Content starts

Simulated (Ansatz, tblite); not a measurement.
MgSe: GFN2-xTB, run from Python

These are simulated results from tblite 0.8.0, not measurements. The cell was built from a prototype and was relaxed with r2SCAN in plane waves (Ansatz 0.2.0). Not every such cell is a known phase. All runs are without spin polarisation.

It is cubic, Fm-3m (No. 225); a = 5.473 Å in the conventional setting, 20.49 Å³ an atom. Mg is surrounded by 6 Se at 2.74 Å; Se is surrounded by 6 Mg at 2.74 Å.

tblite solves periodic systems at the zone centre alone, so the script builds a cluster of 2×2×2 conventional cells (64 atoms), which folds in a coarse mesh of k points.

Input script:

Content ends

Repeat the whole of the data above exactly, keeping every word.

Simulated (Ansatz, tblite); not a measurement.
MgSe: GFN2-xTB, run from Python

These are simulated results from tblite 0.8.0, not measurements. The cell was built from a prototype and was relaxed with r2SCAN in plane waves (Ansatz 0.2.0). Not every such cell is a known phase. All runs are without spin polarisation.

It is cubic, Fm-3m (No. 225); a = 5.473 Å in the conventional setting, 20.49 Å³ an atom. Mg is surrounded by 6 Se at 2.74 Å; Se is surrounded by 6 Mg at 2.74 Å.

tblite solves periodic systems at the zone centre alone, so the script builds a cluster of 2×2×2 conventional cells (64 atoms), which folds in a coarse mesh of k points.

Input script:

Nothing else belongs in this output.